◆ Task item
The listing must be reproduced in full, exactly as it stands.

:::::
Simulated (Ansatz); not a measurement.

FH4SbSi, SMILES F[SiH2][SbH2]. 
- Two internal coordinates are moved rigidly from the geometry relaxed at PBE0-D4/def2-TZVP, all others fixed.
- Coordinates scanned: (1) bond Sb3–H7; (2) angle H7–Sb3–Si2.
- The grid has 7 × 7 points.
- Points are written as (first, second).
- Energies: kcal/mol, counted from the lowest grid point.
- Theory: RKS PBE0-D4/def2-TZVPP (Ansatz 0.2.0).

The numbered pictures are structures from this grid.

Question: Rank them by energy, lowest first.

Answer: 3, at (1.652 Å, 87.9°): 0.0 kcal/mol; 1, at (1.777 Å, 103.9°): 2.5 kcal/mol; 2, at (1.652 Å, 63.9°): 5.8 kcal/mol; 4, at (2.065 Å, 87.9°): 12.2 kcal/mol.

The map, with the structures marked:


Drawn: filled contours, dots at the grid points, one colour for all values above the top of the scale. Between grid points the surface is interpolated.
:::::

◆ Task output
Simulated (Ansatz); not a measurement.

FH4SbSi, SMILES F[SiH2][SbH2]. 
- Two internal coordinates are moved rigidly from the geometry relaxed at PBE0-D4/def2-TZVP, all others fixed.
- Coordinates scanned: (1) bond Sb3–H7; (2) angle H7–Sb3–Si2.
- The grid has 7 × 7 points.
- Points are written as (first, second).
- Energies: kcal/mol, counted from the lowest grid point.
- Theory: RKS PBE0-D4/def2-TZVPP (Ansatz 0.2.0).

The numbered pictures are structures from this grid.

Question: Rank them by energy, lowest first.

Answer: 3, at (1.652 Å, 87.9°): 0.0 kcal/mol; 1, at (1.777 Å, 103.9°): 2.5 kcal/mol; 2, at (1.652 Å, 63.9°): 5.8 kcal/mol; 4, at (2.065 Å, 87.9°): 12.2 kcal/mol.

The map, with the structures marked:


Drawn: filled contours, dots at the grid points, one colour for all values above the top of the scale. Between grid points the surface is interpolated.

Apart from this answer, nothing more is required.